» **Task item**: The whole answer is the data below, retyped exactly.

------------------------------------------------
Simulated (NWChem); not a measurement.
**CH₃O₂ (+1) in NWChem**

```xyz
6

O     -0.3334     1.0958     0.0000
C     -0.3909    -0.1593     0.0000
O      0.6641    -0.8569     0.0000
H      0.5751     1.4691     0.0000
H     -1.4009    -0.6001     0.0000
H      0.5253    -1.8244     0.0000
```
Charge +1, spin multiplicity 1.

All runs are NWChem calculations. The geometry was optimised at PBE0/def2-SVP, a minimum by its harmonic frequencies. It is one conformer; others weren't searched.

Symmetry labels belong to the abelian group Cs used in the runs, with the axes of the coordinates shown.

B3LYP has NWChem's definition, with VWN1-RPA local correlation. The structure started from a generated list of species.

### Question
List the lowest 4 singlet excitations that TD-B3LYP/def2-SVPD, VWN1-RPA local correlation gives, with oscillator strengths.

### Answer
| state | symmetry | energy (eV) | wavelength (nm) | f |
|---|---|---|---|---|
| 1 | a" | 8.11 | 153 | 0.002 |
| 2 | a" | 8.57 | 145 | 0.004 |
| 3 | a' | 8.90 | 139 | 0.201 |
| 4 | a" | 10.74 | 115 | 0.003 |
------------------------------------------------

» **Exercise result**:
Simulated (NWChem); not a measurement.
**CH₃O₂ (+1) in NWChem**

```xyz
6

O     -0.3334     1.0958     0.0000
C     -0.3909    -0.1593     0.0000
O      0.6641    -0.8569     0.0000
H      0.5751     1.4691     0.0000
H     -1.4009    -0.6001     0.0000
H      0.5253    -1.8244     0.0000
```
Charge +1, spin multiplicity 1.

All runs are NWChem calculations. The geometry was optimised at PBE0/def2-SVP, a minimum by its harmonic frequencies. It is one conformer; others weren't searched.

Symmetry labels belong to the abelian group Cs used in the runs, with the axes of the coordinates shown.

B3LYP has NWChem's definition, with VWN1-RPA local correlation. The structure started from a generated list of species.

### Question
List the lowest 4 singlet excitations that TD-B3LYP/def2-SVPD, VWN1-RPA local correlation gives, with oscillator strengths.

### Answer
| state | symmetry | energy (eV) | wavelength (nm) | f |
|---|---|---|---|---|
| 1 | a" | 8.11 | 153 | 0.002 |
| 2 | a" | 8.57 | 145 | 0.004 |
| 3 | a' | 8.90 | 139 | 0.201 |
| 4 | a" | 10.74 | 115 | 0.003 |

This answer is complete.